■ **Work order**
What do the lines from the top of the data through the line with "Space group P4/mmm" say? Quote them exactly and include both ends.

____________________

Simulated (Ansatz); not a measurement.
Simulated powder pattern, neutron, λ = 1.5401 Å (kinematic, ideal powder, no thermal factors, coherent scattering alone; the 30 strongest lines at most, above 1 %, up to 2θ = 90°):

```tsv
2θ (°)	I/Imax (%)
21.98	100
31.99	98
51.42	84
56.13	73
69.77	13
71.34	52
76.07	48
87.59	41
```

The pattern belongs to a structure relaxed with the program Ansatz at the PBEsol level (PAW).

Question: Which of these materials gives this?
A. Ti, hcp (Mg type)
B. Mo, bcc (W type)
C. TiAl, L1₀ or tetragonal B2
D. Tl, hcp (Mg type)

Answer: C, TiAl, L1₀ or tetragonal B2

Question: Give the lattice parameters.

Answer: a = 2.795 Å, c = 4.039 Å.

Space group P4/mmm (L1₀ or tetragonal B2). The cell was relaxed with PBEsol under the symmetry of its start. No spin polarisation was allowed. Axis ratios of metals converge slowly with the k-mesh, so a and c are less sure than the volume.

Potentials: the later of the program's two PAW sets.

____________________

■ **Exercise output**
Simulated (Ansatz); not a measurement.
Simulated powder pattern, neutron, λ = 1.5401 Å (kinematic, ideal powder, no thermal factors, coherent scattering alone; the 30 strongest lines at most, above 1 %, up to 2θ = 90°):

```tsv
2θ (°)	I/Imax (%)
21.98	100
31.99	98
51.42	84
56.13	73
69.77	13
71.34	52
76.07	48
87.59	41
```

The pattern belongs to a structure relaxed with the program Ansatz at the PBEsol level (PAW).

Question: Which of these materials gives this?
A. Ti, hcp (Mg type)
B. Mo, bcc (W type)
C. TiAl, L1₀ or tetragonal B2
D. Tl, hcp (Mg type)

Answer: C, TiAl, L1₀ or tetragonal B2

Question: Give the lattice parameters.

Answer: a = 2.795 Å, c = 4.039 Å.

Space group P4/mmm (L1₀ or tetragonal B2). The cell was relaxed with PBEsol under the symmetry of its start. No spin polarisation was allowed. Axis ratios of metals converge slowly with the k-mesh, so a and c are less sure than the volume.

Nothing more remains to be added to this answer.